Of the lines in the data below, write out exactly those from the one holding "This is a calculation" through the one holding "A: As run (cutoffs", both included.

┌──

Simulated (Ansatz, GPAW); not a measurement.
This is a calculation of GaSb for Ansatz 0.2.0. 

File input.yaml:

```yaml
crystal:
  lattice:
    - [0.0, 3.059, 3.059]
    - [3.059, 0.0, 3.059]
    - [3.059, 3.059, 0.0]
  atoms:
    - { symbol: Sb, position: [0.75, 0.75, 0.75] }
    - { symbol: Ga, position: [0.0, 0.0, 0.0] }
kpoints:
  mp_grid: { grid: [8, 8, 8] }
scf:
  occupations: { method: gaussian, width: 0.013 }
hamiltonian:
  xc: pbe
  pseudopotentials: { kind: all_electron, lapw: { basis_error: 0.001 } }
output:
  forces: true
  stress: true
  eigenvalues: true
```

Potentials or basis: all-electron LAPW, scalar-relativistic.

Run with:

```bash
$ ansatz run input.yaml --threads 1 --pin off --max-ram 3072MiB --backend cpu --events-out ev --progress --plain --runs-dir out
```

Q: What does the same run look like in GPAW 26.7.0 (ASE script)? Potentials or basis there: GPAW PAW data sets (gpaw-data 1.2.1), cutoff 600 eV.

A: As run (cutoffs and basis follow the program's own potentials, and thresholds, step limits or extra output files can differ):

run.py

└──

YOUR RESPONSE
This is a calculation of GaSb for Ansatz 0.2.0. 

File input.yaml:

```yaml
crystal:
  lattice:
    - [0.0, 3.059, 3.059]
    - [3.059, 0.0, 3.059]
    - [3.059, 3.059, 0.0]
  atoms:
    - { symbol: Sb, position: [0.75, 0.75, 0.75] }
    - { symbol: Ga, position: [0.0, 0.0, 0.0] }
kpoints:
  mp_grid: { grid: [8, 8, 8] }
scf:
  occupations: { method: gaussian, width: 0.013 }
hamiltonian:
  xc: pbe
  pseudopotentials: { kind: all_electron, lapw: { basis_error: 0.001 } }
output:
  forces: true
  stress: true
  eigenvalues: true
```

Potentials or basis: all-electron LAPW, scalar-relativistic.

Run with:

```bash
$ ansatz run input.yaml --threads 1 --pin off --max-ram 3072MiB --backend cpu --events-out ev --progress --plain --runs-dir out
```

Q: What does the same run look like in GPAW 26.7.0 (ASE script)? Potentials or basis there: GPAW PAW data sets (gpaw-data 1.2.1), cutoff 600 eV.

A: As run (cutoffs and basis follow the program's own potentials, and thresholds, step limits or extra output files can differ):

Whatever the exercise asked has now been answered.